Entries provided Start Marker

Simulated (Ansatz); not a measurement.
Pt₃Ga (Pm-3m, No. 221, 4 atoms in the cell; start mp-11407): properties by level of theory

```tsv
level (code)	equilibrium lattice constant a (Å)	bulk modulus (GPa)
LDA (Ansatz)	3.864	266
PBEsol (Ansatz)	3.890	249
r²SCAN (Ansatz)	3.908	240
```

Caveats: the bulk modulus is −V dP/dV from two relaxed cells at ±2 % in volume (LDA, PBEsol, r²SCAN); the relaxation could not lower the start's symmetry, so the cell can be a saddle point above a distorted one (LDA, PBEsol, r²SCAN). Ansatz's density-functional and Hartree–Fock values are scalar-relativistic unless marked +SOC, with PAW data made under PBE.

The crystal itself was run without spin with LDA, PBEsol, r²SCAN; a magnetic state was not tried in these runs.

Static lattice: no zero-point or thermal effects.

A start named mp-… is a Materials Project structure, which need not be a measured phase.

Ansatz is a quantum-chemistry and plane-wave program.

Entries provided End Marker

* [Exercise] Please print the material above exactly as it appears, from its first line through the line containing "Caveats: the bulk", inclusive, and stop there.

* [Result]
Simulated (Ansatz); not a measurement.
Pt₃Ga (Pm-3m, No. 221, 4 atoms in the cell; start mp-11407): properties by level of theory

```tsv
level (code)	equilibrium lattice constant a (Å)	bulk modulus (GPa)
LDA (Ansatz)	3.864	266
PBEsol (Ansatz)	3.890	249
r²SCAN (Ansatz)	3.908	240
```

Caveats: the bulk modulus is −V dP/dV from two relaxed cells at ±2 % in volume (LDA, PBEsol, r²SCAN); the relaxation could not lower the start's symmetry, so the cell can be a saddle point above a distorted one (LDA, PBEsol, r²SCAN). Ansatz's density-functional and Hartree–Fock values are scalar-relativistic unless marked +SOC, with PAW data made under PBE.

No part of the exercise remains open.